_RECORDS PROVIDED:_
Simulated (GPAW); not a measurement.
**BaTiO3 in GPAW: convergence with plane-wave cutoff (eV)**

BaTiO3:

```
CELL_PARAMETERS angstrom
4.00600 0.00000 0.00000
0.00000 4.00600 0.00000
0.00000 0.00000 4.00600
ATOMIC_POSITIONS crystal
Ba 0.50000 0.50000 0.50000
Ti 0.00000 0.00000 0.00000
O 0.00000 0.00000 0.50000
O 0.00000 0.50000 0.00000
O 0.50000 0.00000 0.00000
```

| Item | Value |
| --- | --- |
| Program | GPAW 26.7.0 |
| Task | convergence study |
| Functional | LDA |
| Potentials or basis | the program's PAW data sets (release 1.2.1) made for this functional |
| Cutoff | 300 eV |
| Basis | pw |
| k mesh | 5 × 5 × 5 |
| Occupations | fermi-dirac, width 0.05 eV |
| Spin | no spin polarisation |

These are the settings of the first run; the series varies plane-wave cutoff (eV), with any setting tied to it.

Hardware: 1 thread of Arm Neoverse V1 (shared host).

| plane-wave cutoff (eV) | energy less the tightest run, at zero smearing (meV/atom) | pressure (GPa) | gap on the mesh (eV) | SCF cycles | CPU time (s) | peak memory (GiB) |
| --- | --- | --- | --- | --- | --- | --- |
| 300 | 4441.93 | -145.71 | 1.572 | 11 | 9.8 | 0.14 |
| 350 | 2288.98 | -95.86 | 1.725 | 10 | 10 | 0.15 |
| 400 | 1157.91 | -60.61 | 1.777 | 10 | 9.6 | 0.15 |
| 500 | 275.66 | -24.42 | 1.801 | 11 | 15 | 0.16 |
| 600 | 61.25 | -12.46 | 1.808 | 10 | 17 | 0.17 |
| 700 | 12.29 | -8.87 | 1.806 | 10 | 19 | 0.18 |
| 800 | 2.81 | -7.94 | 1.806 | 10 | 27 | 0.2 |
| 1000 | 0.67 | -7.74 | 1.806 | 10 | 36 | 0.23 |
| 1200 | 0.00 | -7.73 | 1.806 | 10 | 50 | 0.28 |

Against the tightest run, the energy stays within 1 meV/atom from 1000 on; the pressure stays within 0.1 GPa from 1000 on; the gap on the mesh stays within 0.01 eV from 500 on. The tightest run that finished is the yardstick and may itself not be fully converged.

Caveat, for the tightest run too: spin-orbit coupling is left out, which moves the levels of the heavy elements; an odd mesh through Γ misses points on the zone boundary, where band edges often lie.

_ASSIGNMENT:_
Each line from the top of the data, up to and including the line that contains "These are the", should be set down exactly.

_TASK RESPONSE:_
Simulated (GPAW); not a measurement.
**BaTiO3 in GPAW: convergence with plane-wave cutoff (eV)**

BaTiO3:

```
CELL_PARAMETERS angstrom
4.00600 0.00000 0.00000
0.00000 4.00600 0.00000
0.00000 0.00000 4.00600
ATOMIC_POSITIONS crystal
Ba 0.50000 0.50000 0.50000
Ti 0.00000 0.00000 0.00000
O 0.00000 0.00000 0.50000
O 0.00000 0.50000 0.00000
O 0.50000 0.00000 0.00000
```

| Item | Value |
| --- | --- |
| Program | GPAW 26.7.0 |
| Task | convergence study |
| Functional | LDA |
| Potentials or basis | the program's PAW data sets (release 1.2.1) made for this functional |
| Cutoff | 300 eV |
| Basis | pw |
| k mesh | 5 × 5 × 5 |
| Occupations | fermi-dirac, width 0.05 eV |
| Spin | no spin polarisation |

These are the settings of the first run; the series varies plane-wave cutoff (eV), with any setting tied to it.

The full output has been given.